* _Work task_: Of the lines listed below, return exactly those that run from the line containing "# Li3Lu (P6_3/mmc) in Ansatz: reference runs" through the line containing "## (1) Starting point", both included.

### Records shown ###

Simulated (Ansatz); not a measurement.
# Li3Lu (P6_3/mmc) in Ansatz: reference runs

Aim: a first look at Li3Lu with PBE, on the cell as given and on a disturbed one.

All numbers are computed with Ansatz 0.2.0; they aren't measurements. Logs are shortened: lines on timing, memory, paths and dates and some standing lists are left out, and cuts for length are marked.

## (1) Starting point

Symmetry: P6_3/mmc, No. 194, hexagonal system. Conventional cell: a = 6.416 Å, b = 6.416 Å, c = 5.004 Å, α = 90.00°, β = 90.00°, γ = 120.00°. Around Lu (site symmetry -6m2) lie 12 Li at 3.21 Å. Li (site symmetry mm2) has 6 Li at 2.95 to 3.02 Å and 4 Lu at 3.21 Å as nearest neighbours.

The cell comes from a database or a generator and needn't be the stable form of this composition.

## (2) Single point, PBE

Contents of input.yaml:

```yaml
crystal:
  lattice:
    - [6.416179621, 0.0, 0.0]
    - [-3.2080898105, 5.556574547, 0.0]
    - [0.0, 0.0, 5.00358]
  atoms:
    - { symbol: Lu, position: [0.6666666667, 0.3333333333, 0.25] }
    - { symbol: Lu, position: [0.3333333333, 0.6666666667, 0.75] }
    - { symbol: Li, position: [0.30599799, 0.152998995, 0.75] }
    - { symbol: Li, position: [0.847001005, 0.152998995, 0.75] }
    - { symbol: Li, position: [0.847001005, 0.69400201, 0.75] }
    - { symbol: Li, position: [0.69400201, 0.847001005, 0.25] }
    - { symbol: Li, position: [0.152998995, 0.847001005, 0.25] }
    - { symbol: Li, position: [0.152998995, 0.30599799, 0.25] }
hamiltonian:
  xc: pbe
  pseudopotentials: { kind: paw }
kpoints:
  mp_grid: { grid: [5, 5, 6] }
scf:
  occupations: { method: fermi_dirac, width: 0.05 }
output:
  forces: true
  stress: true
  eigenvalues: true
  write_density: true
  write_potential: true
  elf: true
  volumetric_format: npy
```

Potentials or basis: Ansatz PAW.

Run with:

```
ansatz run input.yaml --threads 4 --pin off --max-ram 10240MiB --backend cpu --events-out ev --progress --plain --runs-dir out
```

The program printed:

###

* _Exercise output_:
# Li3Lu (P6_3/mmc) in Ansatz: reference runs

Aim: a first look at Li3Lu with PBE, on the cell as given and on a disturbed one.

All numbers are computed with Ansatz 0.2.0; they aren't measurements. Logs are shortened: lines on timing, memory, paths and dates and some standing lists are left out, and cuts for length are marked.

## (1) Starting point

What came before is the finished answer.